[Dataset excerpts — start]
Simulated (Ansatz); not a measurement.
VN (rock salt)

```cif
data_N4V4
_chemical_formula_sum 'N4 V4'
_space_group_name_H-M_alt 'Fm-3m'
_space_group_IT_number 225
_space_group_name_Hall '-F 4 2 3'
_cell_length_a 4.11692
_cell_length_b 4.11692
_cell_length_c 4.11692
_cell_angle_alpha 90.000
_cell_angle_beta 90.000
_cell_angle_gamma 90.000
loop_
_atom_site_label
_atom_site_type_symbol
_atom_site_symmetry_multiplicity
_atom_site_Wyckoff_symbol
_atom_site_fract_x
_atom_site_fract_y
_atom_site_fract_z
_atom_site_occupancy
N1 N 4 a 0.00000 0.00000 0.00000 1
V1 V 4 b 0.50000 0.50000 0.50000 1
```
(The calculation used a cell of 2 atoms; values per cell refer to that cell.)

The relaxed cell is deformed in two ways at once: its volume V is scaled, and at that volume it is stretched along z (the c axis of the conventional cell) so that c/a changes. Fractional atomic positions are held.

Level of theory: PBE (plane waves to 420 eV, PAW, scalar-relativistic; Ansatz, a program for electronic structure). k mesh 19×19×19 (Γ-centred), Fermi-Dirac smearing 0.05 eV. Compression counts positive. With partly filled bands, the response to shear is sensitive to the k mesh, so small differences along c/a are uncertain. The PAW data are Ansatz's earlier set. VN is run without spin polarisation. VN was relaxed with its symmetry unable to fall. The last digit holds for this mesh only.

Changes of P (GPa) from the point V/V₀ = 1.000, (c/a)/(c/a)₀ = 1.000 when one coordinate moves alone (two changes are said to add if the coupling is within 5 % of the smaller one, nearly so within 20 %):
[Dataset excerpts — finish]

Exactly repeat the lines above, from the opening line through the one with "The relaxed cell", and include nothing else.

▸ **Task response**:
Simulated (Ansatz); not a measurement.
VN (rock salt)

```cif
data_N4V4
_chemical_formula_sum 'N4 V4'
_space_group_name_H-M_alt 'Fm-3m'
_space_group_IT_number 225
_space_group_name_Hall '-F 4 2 3'
_cell_length_a 4.11692
_cell_length_b 4.11692
_cell_length_c 4.11692
_cell_angle_alpha 90.000
_cell_angle_beta 90.000
_cell_angle_gamma 90.000
loop_
_atom_site_label
_atom_site_type_symbol
_atom_site_symmetry_multiplicity
_atom_site_Wyckoff_symbol
_atom_site_fract_x
_atom_site_fract_y
_atom_site_fract_z
_atom_site_occupancy
N1 N 4 a 0.00000 0.00000 0.00000 1
V1 V 4 b 0.50000 0.50000 0.50000 1
```
(The calculation used a cell of 2 atoms; values per cell refer to that cell.)

The relaxed cell is deformed in two ways at once: its volume V is scaled, and at that volume it is stretched along z (the c axis of the conventional cell) so that c/a changes. Fractional atomic positions are held.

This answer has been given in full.